> _REQUIREMENT_:
The records come next. Copy all of them exactly.

> _INFORMATION SHOWN_:
------------------------------------

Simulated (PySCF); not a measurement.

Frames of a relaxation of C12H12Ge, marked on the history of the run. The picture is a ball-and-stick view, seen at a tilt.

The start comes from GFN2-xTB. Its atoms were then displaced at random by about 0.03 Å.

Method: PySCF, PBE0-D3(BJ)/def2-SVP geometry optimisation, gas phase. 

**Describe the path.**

------------------------------------

> _ANSWER SPACE_:
Simulated (PySCF); not a measurement.

Frames of a relaxation of C12H12Ge, marked on the history of the run. The picture is a ball-and-stick view, seen at a tilt.

The start comes from GFN2-xTB. Its atoms were then displaced at random by about 0.03 Å.

Method: PySCF, PBE0-D3(BJ)/def2-SVP geometry optimisation, gas phase. 

**Describe the path.**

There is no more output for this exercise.